================================
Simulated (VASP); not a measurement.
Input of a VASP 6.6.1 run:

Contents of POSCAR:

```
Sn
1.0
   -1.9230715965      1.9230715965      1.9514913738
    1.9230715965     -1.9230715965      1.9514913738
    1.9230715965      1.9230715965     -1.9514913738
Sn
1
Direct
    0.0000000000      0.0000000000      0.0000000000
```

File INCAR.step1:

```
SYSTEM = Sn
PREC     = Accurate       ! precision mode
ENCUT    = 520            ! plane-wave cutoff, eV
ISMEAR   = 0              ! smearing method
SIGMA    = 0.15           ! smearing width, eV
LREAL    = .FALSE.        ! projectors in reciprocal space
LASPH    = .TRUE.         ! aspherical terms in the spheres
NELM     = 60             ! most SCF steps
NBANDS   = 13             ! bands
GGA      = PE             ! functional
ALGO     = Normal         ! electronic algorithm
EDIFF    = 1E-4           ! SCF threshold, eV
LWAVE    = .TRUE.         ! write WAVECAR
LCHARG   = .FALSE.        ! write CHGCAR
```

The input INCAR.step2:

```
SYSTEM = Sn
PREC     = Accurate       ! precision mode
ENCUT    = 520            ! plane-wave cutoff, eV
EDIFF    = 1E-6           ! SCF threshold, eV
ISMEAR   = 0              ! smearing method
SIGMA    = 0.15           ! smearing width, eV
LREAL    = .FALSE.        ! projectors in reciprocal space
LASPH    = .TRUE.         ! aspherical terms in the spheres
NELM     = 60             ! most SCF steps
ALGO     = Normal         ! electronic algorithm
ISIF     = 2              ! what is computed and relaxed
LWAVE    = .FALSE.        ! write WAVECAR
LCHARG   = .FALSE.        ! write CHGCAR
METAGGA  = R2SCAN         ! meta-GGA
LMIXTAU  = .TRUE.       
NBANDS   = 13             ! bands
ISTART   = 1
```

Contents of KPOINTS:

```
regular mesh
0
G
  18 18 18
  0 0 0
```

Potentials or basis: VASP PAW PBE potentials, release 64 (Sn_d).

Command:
================================

**ASSIGNED TASK**
Each line from the beginning of the entries to the line with "Potentials or basis: VASP" must be repeated exactly, with both end lines kept and no other lines given.

**TASK ANSWER**
Simulated (VASP); not a measurement.
Input of a VASP 6.6.1 run:

Contents of POSCAR:

```
Sn
1.0
   -1.9230715965      1.9230715965      1.9514913738
    1.9230715965     -1.9230715965      1.9514913738
    1.9230715965      1.9230715965     -1.9514913738
Sn
1
Direct
    0.0000000000      0.0000000000      0.0000000000
```

File INCAR.step1:

```
SYSTEM = Sn
PREC     = Accurate       ! precision mode
ENCUT    = 520            ! plane-wave cutoff, eV
ISMEAR   = 0              ! smearing method
SIGMA    = 0.15           ! smearing width, eV
LREAL    = .FALSE.        ! projectors in reciprocal space
LASPH    = .TRUE.         ! aspherical terms in the spheres
NELM     = 60             ! most SCF steps
NBANDS   = 13             ! bands
GGA      = PE             ! functional
ALGO     = Normal         ! electronic algorithm
EDIFF    = 1E-4           ! SCF threshold, eV
LWAVE    = .TRUE.         ! write WAVECAR
LCHARG   = .FALSE.        ! write CHGCAR
```

The input INCAR.step2:

```
SYSTEM = Sn
PREC     = Accurate       ! precision mode
ENCUT    = 520            ! plane-wave cutoff, eV
EDIFF    = 1E-6           ! SCF threshold, eV
ISMEAR   = 0              ! smearing method
SIGMA    = 0.15           ! smearing width, eV
LREAL    = .FALSE.        ! projectors in reciprocal space
LASPH    = .TRUE.         ! aspherical terms in the spheres
NELM     = 60             ! most SCF steps
ALGO     = Normal         ! electronic algorithm
ISIF     = 2              ! what is computed and relaxed
LWAVE    = .FALSE.        ! write WAVECAR
LCHARG   = .FALSE.        ! write CHGCAR
METAGGA  = R2SCAN         ! meta-GGA
LMIXTAU  = .TRUE.       
NBANDS   = 13             ! bands
ISTART   = 1
```

Contents of KPOINTS:

```
regular mesh
0
G
  18 18 18
  0 0 0
```

Potentials or basis: VASP PAW PBE potentials, release 64 (Sn_d).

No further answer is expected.